§ **BRIEF**:
Please output the whole listing below exactly as it is.

◇ ◇ ◇

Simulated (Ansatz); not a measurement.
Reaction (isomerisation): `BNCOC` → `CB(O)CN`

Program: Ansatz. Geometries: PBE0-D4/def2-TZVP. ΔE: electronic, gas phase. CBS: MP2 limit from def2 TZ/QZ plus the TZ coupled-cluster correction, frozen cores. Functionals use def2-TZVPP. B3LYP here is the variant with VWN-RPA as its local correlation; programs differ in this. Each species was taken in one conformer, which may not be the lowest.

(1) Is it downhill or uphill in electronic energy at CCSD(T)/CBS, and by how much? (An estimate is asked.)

◇ ◇ ◇

§ **WRITTEN RESPONSE**:
Simulated (Ansatz); not a measurement.
Reaction (isomerisation): `BNCOC` → `CB(O)CN`

Program: Ansatz. Geometries: PBE0-D4/def2-TZVP. ΔE: electronic, gas phase. CBS: MP2 limit from def2 TZ/QZ plus the TZ coupled-cluster correction, frozen cores. Functionals use def2-TZVPP. B3LYP here is the variant with VWN-RPA as its local correlation; programs differ in this. Each species was taken in one conformer, which may not be the lowest.

(1) Is it downhill or uphill in electronic energy at CCSD(T)/CBS, and by how much? (An estimate is asked.)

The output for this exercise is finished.